### REQUIRED ACTION
With both ends included, repeat exactly the lines of the entries below from the one containing "Code: Ansatz 0.2.0." down to the one containing "### 2 -4.8 % shear in the xy plane: PBE", and no others.

▼

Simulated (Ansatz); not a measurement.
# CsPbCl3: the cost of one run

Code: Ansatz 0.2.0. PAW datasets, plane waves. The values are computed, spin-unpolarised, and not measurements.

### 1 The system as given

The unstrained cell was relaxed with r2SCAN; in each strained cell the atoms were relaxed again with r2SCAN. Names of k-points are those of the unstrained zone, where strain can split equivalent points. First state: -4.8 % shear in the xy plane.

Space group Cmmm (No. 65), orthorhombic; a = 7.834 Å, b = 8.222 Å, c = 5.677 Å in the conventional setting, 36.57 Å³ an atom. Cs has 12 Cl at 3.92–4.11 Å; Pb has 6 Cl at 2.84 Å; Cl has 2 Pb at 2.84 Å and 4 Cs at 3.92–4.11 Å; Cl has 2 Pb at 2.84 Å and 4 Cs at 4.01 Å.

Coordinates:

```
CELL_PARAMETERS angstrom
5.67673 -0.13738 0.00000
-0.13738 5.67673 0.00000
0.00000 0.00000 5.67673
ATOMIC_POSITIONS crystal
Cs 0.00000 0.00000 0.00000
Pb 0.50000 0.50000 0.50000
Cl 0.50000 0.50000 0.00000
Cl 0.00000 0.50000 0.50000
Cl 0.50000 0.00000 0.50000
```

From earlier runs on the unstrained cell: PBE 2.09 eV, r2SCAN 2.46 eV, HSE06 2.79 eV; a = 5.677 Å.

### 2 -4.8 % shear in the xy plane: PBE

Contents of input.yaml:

▲

### YOUR SOLUTION
Code: Ansatz 0.2.0. PAW datasets, plane waves. The values are computed, spin-unpolarised, and not measurements.

### 1 The system as given

The unstrained cell was relaxed with r2SCAN; in each strained cell the atoms were relaxed again with r2SCAN. Names of k-points are those of the unstrained zone, where strain can split equivalent points. First state: -4.8 % shear in the xy plane.

Space group Cmmm (No. 65), orthorhombic; a = 7.834 Å, b = 8.222 Å, c = 5.677 Å in the conventional setting, 36.57 Å³ an atom. Cs has 12 Cl at 3.92–4.11 Å; Pb has 6 Cl at 2.84 Å; Cl has 2 Pb at 2.84 Å and 4 Cs at 3.92–4.11 Å; Cl has 2 Pb at 2.84 Å and 4 Cs at 4.01 Å.

Coordinates:

```
CELL_PARAMETERS angstrom
5.67673 -0.13738 0.00000
-0.13738 5.67673 0.00000
0.00000 0.00000 5.67673
ATOMIC_POSITIONS crystal
Cs 0.00000 0.00000 0.00000
Pb 0.50000 0.50000 0.50000
Cl 0.50000 0.50000 0.00000
Cl 0.00000 0.50000 0.50000
Cl 0.50000 0.00000 0.50000
```

From earlier runs on the unstrained cell: PBE 2.09 eV, r2SCAN 2.46 eV, HSE06 2.79 eV; a = 5.677 Å.

### 2 -4.8 % shear in the xy plane: PBE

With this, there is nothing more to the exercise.